| REQUIREMENT |
Write out the material in full, matching each line exactly.

| RECORDS SUPPLIED |
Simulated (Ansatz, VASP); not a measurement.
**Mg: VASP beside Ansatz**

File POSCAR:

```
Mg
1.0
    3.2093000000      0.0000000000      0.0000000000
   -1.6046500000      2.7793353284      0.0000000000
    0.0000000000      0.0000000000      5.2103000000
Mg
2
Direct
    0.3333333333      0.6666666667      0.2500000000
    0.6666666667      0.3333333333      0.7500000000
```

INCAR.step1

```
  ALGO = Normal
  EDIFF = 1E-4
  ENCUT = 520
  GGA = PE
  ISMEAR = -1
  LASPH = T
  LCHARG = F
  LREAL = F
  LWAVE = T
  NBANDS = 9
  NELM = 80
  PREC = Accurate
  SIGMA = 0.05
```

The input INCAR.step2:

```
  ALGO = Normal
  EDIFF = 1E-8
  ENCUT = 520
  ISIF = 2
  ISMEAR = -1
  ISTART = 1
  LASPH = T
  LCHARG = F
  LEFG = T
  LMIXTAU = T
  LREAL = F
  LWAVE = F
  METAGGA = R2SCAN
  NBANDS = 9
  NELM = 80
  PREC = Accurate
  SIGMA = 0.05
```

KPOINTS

| PROBLEM SOLUTION |
Simulated (Ansatz, VASP); not a measurement.
**Mg: VASP beside Ansatz**

File POSCAR:

```
Mg
1.0
    3.2093000000      0.0000000000      0.0000000000
   -1.6046500000      2.7793353284      0.0000000000
    0.0000000000      0.0000000000      5.2103000000
Mg
2
Direct
    0.3333333333      0.6666666667      0.2500000000
    0.6666666667      0.3333333333      0.7500000000
```

INCAR.step1

```
  ALGO = Normal
  EDIFF = 1E-4
  ENCUT = 520
  GGA = PE
  ISMEAR = -1
  LASPH = T
  LCHARG = F
  LREAL = F
  LWAVE = T
  NBANDS = 9
  NELM = 80
  PREC = Accurate
  SIGMA = 0.05
```

The input INCAR.step2:

```
  ALGO = Normal
  EDIFF = 1E-8
  ENCUT = 520
  ISIF = 2
  ISMEAR = -1
  ISTART = 1
  LASPH = T
  LCHARG = F
  LEFG = T
  LMIXTAU = T
  LREAL = F
  LWAVE = F
  METAGGA = R2SCAN
  NBANDS = 9
  NELM = 80
  PREC = Accurate
  SIGMA = 0.05
```

KPOINTS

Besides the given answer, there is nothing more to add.